- **ACTION ITEM**
Beginning with the first line of the entries below, quote each line until you reach and include the line with "1 (default) |".

- **PROVIDED INFORMATION**
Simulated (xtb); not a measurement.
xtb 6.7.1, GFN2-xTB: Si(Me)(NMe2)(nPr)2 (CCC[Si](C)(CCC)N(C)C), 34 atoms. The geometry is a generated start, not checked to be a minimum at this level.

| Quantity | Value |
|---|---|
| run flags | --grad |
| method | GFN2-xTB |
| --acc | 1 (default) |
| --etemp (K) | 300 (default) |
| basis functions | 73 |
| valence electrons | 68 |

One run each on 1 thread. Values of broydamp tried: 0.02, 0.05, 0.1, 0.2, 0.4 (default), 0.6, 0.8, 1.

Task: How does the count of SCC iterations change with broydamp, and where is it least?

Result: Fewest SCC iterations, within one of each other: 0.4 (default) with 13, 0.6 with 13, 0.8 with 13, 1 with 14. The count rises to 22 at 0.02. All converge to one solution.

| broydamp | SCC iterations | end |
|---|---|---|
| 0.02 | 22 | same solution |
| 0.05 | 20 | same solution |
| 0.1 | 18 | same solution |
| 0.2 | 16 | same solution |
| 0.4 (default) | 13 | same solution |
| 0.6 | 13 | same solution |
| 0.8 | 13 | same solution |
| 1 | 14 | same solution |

- **EXERCISE ANSWER**
Simulated (xtb); not a measurement.
xtb 6.7.1, GFN2-xTB: Si(Me)(NMe2)(nPr)2 (CCC[Si](C)(CCC)N(C)C), 34 atoms. The geometry is a generated start, not checked to be a minimum at this level.

| Quantity | Value |
|---|---|
| run flags | --grad |
| method | GFN2-xTB |
| --acc | 1 (default) |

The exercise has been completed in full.